= ASSIGNMENT =
Reproduce each entry exactly.

= MATERIAL SUPPLIED =
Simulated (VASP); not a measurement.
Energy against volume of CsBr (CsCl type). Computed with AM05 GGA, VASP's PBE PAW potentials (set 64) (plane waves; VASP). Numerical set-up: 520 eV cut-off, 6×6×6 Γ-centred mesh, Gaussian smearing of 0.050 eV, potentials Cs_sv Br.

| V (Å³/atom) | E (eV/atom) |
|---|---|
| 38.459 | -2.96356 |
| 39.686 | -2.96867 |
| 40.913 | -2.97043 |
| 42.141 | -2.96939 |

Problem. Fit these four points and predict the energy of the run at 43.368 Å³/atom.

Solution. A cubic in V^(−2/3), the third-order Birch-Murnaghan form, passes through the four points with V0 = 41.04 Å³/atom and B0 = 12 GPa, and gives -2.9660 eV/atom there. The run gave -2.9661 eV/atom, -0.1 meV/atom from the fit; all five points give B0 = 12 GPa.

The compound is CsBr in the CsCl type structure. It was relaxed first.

= RESPONSE =
Simulated (VASP); not a measurement.
Energy against volume of CsBr (CsCl type). Computed with AM05 GGA, VASP's PBE PAW potentials (set 64) (plane waves; VASP). Numerical set-up: 520 eV cut-off, 6×6×6 Γ-centred mesh, Gaussian smearing of 0.050 eV, potentials Cs_sv Br.

| V (Å³/atom) | E (eV/atom) |
|---|---|
| 38.459 | -2.96356 |
| 39.686 | -2.96867 |
| 40.913 | -2.97043 |
| 42.141 | -2.96939 |

Problem. Fit these four points and predict the energy of the run at 43.368 Å³/atom.

Solution. A cubic in V^(−2/3), the third-order Birch-Murnaghan form, passes through the four points with V0 = 41.04 Å³/atom and B0 = 12 GPa, and gives -2.9660 eV/atom there. The run gave -2.9661 eV/atom, -0.1 meV/atom from the fit; all five points give B0 = 12 GPa.

The compound is CsBr in the CsCl type structure. It was relaxed first.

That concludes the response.